*Brief*. Set down each line from the start of the material exactly, please, up to and including the one that contains "(The calculation used".

───── Provided records ─────

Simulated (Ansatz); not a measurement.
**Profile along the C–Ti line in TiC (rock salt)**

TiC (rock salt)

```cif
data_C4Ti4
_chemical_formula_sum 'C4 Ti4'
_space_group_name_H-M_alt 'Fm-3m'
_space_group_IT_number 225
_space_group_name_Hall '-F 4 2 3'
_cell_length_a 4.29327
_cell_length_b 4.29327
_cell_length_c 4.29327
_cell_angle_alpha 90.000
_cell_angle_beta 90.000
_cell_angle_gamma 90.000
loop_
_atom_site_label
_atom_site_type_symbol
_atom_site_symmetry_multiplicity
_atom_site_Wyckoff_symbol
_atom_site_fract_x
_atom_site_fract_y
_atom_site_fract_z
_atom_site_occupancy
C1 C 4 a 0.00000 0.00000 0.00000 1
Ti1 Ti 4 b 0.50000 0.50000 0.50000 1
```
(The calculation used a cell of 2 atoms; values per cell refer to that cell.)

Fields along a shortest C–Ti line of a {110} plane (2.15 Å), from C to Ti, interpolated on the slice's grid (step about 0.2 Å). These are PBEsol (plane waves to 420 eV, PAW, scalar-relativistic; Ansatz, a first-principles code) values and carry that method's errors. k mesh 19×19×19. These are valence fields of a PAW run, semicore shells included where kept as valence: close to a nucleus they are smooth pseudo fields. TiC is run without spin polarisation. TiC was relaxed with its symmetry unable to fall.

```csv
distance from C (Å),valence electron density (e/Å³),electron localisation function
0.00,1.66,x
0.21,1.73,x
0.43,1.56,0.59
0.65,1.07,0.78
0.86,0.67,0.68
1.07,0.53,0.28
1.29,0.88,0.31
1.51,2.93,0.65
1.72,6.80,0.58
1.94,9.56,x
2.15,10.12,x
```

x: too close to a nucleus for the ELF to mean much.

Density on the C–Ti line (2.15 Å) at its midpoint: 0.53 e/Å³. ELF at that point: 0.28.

─────

*Task response*.
Simulated (Ansatz); not a measurement.
**Profile along the C–Ti line in TiC (rock salt)**

TiC (rock salt)

```cif
data_C4Ti4
_chemical_formula_sum 'C4 Ti4'
_space_group_name_H-M_alt 'Fm-3m'
_space_group_IT_number 225
_space_group_name_Hall '-F 4 2 3'
_cell_length_a 4.29327
_cell_length_b 4.29327
_cell_length_c 4.29327
_cell_angle_alpha 90.000
_cell_angle_beta 90.000
_cell_angle_gamma 90.000
loop_
_atom_site_label
_atom_site_type_symbol
_atom_site_symmetry_multiplicity
_atom_site_Wyckoff_symbol
_atom_site_fract_x
_atom_site_fract_y
_atom_site_fract_z
_atom_site_occupancy
C1 C 4 a 0.00000 0.00000 0.00000 1
Ti1 Ti 4 b 0.50000 0.50000 0.50000 1
```
(The calculation used a cell of 2 atoms; values per cell refer to that cell.)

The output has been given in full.